■ **DATASET ENTRIES**
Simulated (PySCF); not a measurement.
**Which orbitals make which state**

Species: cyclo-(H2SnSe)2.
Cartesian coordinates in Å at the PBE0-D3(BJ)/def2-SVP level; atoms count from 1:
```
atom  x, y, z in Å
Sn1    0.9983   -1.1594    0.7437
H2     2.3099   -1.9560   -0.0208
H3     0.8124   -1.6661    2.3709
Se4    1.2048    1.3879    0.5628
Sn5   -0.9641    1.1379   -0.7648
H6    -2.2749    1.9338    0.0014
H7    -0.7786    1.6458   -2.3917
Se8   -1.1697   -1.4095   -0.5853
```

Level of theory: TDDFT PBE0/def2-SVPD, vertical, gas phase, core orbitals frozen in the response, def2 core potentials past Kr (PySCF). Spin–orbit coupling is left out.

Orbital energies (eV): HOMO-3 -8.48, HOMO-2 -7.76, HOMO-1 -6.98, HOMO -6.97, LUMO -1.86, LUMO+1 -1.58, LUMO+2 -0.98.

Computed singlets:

■ **ASSIGNED TASK**
Reproduce all the data word for word.

■ **TASK OUTPUT**
Simulated (PySCF); not a measurement.
**Which orbitals make which state**

Species: cyclo-(H2SnSe)2.
Cartesian coordinates in Å at the PBE0-D3(BJ)/def2-SVP level; atoms count from 1:
```
atom  x, y, z in Å
Sn1    0.9983   -1.1594    0.7437
H2     2.3099   -1.9560   -0.0208
H3     0.8124   -1.6661    2.3709
Se4    1.2048    1.3879    0.5628
Sn5   -0.9641    1.1379   -0.7648
H6    -2.2749    1.9338    0.0014
H7    -0.7786    1.6458   -2.3917
Se8   -1.1697   -1.4095   -0.5853
```

Level of theory: TDDFT PBE0/def2-SVPD, vertical, gas phase, core orbitals frozen in the response, def2 core potentials past Kr (PySCF). Spin–orbit coupling is left out.

Orbital energies (eV): HOMO-3 -8.48, HOMO-2 -7.76, HOMO-1 -6.98, HOMO -6.97, LUMO -1.86, LUMO+1 -1.58, LUMO+2 -0.98.

Computed singlets:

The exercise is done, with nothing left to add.